* Activity
Without skipping a line, reproduce the entries exactly.

─── Dataset entries ───

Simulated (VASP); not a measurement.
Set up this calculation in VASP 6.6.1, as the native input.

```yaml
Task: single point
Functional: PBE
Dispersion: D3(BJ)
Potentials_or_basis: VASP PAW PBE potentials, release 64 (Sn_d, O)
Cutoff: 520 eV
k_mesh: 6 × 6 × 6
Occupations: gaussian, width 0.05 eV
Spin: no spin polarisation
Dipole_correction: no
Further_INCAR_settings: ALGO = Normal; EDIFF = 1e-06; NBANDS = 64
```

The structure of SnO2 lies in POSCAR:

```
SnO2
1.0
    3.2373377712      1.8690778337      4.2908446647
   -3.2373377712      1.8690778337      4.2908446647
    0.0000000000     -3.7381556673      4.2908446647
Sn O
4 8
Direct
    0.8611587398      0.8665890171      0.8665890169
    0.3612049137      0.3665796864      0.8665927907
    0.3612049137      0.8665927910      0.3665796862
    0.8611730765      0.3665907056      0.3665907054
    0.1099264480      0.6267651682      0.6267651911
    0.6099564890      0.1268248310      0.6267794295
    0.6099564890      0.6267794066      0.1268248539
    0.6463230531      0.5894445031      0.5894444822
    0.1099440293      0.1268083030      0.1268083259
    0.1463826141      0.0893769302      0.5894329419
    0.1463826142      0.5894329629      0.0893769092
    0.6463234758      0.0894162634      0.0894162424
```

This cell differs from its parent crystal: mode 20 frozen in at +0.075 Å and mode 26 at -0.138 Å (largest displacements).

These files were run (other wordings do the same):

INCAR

───

* Response area
Simulated (VASP); not a measurement.
Set up this calculation in VASP 6.6.1, as the native input.

```yaml
Task: single point
Functional: PBE
Dispersion: D3(BJ)
Potentials_or_basis: VASP PAW PBE potentials, release 64 (Sn_d, O)
Cutoff: 520 eV
k_mesh: 6 × 6 × 6
Occupations: gaussian, width 0.05 eV
Spin: no spin polarisation
Dipole_correction: no
Further_INCAR_settings: ALGO = Normal; EDIFF = 1e-06; NBANDS = 64
```

The structure of SnO2 lies in POSCAR:

```
SnO2
1.0
    3.2373377712      1.8690778337      4.2908446647
   -3.2373377712      1.8690778337      4.2908446647
    0.0000000000     -3.7381556673      4.2908446647
Sn O
4 8
Direct
    0.8611587398      0.8665890171      0.8665890169
    0.3612049137      0.3665796864      0.8665927907
    0.3612049137      0.8665927910      0.3665796862
    0.8611730765      0.3665907056      0.3665907054
    0.1099264480      0.6267651682      0.6267651911
    0.6099564890      0.1268248310      0.6267794295
    0.6099564890      0.6267794066      0.1268248539
    0.6463230531      0.5894445031      0.5894444822
    0.1099440293      0.1268083030      0.1268083259
    0.1463826141      0.0893769302      0.5894329419
    0.1463826142      0.5894329629      0.0893769092
    0.6463234758      0.0894162634      0.0894162424
```

This cell differs from its parent crystal: mode 20 frozen in at +0.075 Å and mode 26 at -0.138 Å (largest displacements).

These files were run (other wordings do the same):

INCAR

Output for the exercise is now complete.